■ Assigned task ■
Copy out, exactly, the first line of the entries below and every line after it through the one containing "# How strain".

■ Records provided ■

+-------+

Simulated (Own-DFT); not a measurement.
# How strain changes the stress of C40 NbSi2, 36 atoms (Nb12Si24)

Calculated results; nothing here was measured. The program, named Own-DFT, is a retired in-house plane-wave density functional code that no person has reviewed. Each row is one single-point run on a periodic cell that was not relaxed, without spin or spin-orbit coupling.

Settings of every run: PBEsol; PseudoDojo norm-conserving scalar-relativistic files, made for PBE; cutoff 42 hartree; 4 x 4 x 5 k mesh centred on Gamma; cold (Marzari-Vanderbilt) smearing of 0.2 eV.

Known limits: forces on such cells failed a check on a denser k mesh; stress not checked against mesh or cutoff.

+-------+

■ Exercise response ■
Simulated (Own-DFT); not a measurement.
# How strain changes the stress of C40 NbSi2, 36 atoms (Nb12Si24)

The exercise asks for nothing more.